Work request
Return, in their exact form, the lines that lie between the start of the data below and the line containing "It boils at -252.8 °C under 1 atm.", with both ends included.

□ □ □ □ □ □ □

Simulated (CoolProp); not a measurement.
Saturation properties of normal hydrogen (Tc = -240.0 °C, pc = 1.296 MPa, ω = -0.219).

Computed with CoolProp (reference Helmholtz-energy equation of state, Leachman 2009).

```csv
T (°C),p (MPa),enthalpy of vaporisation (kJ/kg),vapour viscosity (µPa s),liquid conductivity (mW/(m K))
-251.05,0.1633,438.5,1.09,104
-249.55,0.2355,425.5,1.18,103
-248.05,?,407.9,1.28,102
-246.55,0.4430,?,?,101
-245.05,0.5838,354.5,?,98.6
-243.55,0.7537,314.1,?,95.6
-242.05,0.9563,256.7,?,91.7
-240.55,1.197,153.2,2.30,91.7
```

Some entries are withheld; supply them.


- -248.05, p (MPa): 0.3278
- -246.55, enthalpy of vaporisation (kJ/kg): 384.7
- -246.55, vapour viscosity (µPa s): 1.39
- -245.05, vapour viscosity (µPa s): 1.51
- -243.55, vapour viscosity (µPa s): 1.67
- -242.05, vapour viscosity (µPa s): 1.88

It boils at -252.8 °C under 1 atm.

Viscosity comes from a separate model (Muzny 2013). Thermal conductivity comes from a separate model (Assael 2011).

□ □ □ □ □ □ □

Problem solution
Simulated (CoolProp); not a measurement.
Saturation properties of normal hydrogen (Tc = -240.0 °C, pc = 1.296 MPa, ω = -0.219).

Computed with CoolProp (reference Helmholtz-energy equation of state, Leachman 2009).

```csv
T (°C),p (MPa),enthalpy of vaporisation (kJ/kg),vapour viscosity (µPa s),liquid conductivity (mW/(m K))
-251.05,0.1633,438.5,1.09,104
-249.55,0.2355,425.5,1.18,103
-248.05,?,407.9,1.28,102
-246.55,0.4430,?,?,101
-245.05,0.5838,354.5,?,98.6
-243.55,0.7537,314.1,?,95.6
-242.05,0.9563,256.7,?,91.7
-240.55,1.197,153.2,2.30,91.7
```

Some entries are withheld; supply them.


- -248.05, p (MPa): 0.3278
- -246.55, enthalpy of vaporisation (kJ/kg): 384.7
- -246.55, vapour viscosity (µPa s): 1.39
- -245.05, vapour viscosity (µPa s): 1.51
- -243.55, vapour viscosity (µPa s): 1.67
- -242.05, vapour viscosity (µPa s): 1.88

It boils at -252.8 °C under 1 atm.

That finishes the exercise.